= Beginning of Section =

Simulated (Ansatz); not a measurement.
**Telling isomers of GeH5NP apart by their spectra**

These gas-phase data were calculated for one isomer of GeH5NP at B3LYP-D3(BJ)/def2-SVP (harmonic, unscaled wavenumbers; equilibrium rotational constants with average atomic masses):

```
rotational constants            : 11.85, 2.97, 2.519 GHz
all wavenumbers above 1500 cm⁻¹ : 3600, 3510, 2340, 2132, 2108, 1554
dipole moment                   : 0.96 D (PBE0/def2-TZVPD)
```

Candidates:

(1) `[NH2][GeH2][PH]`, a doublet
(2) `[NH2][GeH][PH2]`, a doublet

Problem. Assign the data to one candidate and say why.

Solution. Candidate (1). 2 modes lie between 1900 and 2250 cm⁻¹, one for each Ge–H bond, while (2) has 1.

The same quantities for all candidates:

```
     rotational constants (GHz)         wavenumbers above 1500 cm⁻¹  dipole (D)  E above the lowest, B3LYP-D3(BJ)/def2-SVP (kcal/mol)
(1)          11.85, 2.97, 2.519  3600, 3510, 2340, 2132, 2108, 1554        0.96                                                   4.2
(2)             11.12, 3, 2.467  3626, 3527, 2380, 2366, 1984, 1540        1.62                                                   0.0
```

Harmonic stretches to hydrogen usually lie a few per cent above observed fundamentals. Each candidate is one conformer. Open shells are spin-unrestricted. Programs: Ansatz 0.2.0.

= End of Section =

WORK REQUEST: Quote the listing in full, please, keeping every line exact.

TASK OUTPUT:
Simulated (Ansatz); not a measurement.
**Telling isomers of GeH5NP apart by their spectra**

These gas-phase data were calculated for one isomer of GeH5NP at B3LYP-D3(BJ)/def2-SVP (harmonic, unscaled wavenumbers; equilibrium rotational constants with average atomic masses):

```
rotational constants            : 11.85, 2.97, 2.519 GHz
all wavenumbers above 1500 cm⁻¹ : 3600, 3510, 2340, 2132, 2108, 1554
dipole moment                   : 0.96 D (PBE0/def2-TZVPD)
```

Candidates:

(1) `[NH2][GeH2][PH]`, a doublet
(2) `[NH2][GeH][PH2]`, a doublet

Problem. Assign the data to one candidate and say why.

Solution. Candidate (1). 2 modes lie between 1900 and 2250 cm⁻¹, one for each Ge–H bond, while (2) has 1.

The same quantities for all candidates:

```
     rotational constants (GHz)         wavenumbers above 1500 cm⁻¹  dipole (D)  E above the lowest, B3LYP-D3(BJ)/def2-SVP (kcal/mol)
(1)          11.85, 2.97, 2.519  3600, 3510, 2340, 2132, 2108, 1554        0.96                                                   4.2
(2)             11.12, 3, 2.467  3626, 3527, 2380, 2366, 1984, 1540        1.62                                                   0.0
```

Harmonic stretches to hydrogen usually lie a few per cent above observed fundamentals. Each candidate is one conformer. Open shells are spin-unrestricted. Programs: Ansatz 0.2.0.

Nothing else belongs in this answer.